----- Data extract -----

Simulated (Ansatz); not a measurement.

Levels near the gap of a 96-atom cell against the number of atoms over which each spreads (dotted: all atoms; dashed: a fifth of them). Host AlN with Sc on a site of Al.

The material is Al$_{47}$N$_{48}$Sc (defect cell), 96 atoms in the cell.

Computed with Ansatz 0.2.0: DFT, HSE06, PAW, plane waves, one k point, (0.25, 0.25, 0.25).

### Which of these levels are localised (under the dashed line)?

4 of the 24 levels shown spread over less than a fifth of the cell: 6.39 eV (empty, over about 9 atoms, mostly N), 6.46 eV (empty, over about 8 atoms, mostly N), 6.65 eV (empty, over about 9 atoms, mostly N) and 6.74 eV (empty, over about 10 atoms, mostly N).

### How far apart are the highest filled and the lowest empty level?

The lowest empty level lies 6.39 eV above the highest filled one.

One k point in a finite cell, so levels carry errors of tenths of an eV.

-----

__Task item__.
Look above for the line that contains "The material is". Starting there, transcribe every line exactly until you have copied the line that contains "### Which of".

__Your solution__.
The material is Al$_{47}$N$_{48}$Sc (defect cell), 96 atoms in the cell.

Computed with Ansatz 0.2.0: DFT, HSE06, PAW, plane waves, one k point, (0.25, 0.25, 0.25).

### Which of these levels are localised (under the dashed line)?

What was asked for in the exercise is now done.